• [Work order]: Copy every line below precisely as it appears.

[Start of section]

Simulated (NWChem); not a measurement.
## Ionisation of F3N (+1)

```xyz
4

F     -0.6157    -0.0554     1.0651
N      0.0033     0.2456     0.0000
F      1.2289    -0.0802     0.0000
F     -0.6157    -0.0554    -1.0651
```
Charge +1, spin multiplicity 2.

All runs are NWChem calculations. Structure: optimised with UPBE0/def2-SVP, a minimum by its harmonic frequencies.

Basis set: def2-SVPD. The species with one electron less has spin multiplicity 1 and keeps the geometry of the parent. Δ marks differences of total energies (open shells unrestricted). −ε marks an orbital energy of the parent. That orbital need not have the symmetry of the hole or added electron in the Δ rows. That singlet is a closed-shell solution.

[End of section]

• [Your solution]:
Simulated (NWChem); not a measurement.
## Ionisation of F3N (+1)

```xyz
4

F     -0.6157    -0.0554     1.0651
N      0.0033     0.2456     0.0000
F      1.2289    -0.0802     0.0000
F     -0.6157    -0.0554    -1.0651
```
Charge +1, spin multiplicity 2.

All runs are NWChem calculations. Structure: optimised with UPBE0/def2-SVP, a minimum by its harmonic frequencies.

Basis set: def2-SVPD. The species with one electron less has spin multiplicity 1 and keeps the geometry of the parent. Δ marks differences of total energies (open shells unrestricted). −ε marks an orbital energy of the parent. That orbital need not have the symmetry of the hole or added electron in the Δ rows. That singlet is a closed-shell solution.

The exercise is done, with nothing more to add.